[RECORDED INFORMATION — start]

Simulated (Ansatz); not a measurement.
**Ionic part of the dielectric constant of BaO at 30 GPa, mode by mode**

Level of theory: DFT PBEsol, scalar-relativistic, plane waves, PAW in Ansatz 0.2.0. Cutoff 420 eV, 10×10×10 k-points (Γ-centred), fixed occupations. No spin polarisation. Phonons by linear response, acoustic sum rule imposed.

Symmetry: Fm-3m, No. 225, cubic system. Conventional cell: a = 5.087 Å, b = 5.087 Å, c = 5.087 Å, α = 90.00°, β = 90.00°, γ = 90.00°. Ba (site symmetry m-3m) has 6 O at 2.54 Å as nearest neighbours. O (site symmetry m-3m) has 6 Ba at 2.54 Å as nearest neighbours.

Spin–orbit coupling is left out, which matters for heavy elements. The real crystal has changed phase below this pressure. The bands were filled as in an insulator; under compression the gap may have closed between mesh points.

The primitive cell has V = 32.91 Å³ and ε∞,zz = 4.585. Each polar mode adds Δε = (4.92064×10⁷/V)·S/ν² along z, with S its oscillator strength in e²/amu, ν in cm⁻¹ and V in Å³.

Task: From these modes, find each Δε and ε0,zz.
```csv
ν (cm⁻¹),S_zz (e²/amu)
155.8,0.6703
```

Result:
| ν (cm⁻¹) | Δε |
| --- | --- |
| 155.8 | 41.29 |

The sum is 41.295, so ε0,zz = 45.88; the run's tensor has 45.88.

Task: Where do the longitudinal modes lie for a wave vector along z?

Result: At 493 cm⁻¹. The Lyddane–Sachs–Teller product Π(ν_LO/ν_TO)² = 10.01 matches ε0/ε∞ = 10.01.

[RECORDED INFORMATION — finish]

■ WORK ITEM:
Set down every entry again, word for word.

■ EXPECTED ANSWER:
Simulated (Ansatz); not a measurement.
**Ionic part of the dielectric constant of BaO at 30 GPa, mode by mode**

Level of theory: DFT PBEsol, scalar-relativistic, plane waves, PAW in Ansatz 0.2.0. Cutoff 420 eV, 10×10×10 k-points (Γ-centred), fixed occupations. No spin polarisation. Phonons by linear response, acoustic sum rule imposed.

Symmetry: Fm-3m, No. 225, cubic system. Conventional cell: a = 5.087 Å, b = 5.087 Å, c = 5.087 Å, α = 90.00°, β = 90.00°, γ = 90.00°. Ba (site symmetry m-3m) has 6 O at 2.54 Å as nearest neighbours. O (site symmetry m-3m) has 6 Ba at 2.54 Å as nearest neighbours.

Spin–orbit coupling is left out, which matters for heavy elements. The real crystal has changed phase below this pressure. The bands were filled as in an insulator; under compression the gap may have closed between mesh points.

The primitive cell has V = 32.91 Å³ and ε∞,zz = 4.585. Each polar mode adds Δε = (4.92064×10⁷/V)·S/ν² along z, with S its oscillator strength in e²/amu, ν in cm⁻¹ and V in Å³.

Task: From these modes, find each Δε and ε0,zz.
```csv
ν (cm⁻¹),S_zz (e²/amu)
155.8,0.6703
```

Result:
| ν (cm⁻¹) | Δε |
| --- | --- |
| 155.8 | 41.29 |

The sum is 41.295, so ε0,zz = 45.88; the run's tensor has 45.88.

Task: Where do the longitudinal modes lie for a wave vector along z?

Result: At 493 cm⁻¹. The Lyddane–Sachs–Teller product Π(ν_LO/ν_TO)² = 10.01 matches ε0/ε∞ = 10.01.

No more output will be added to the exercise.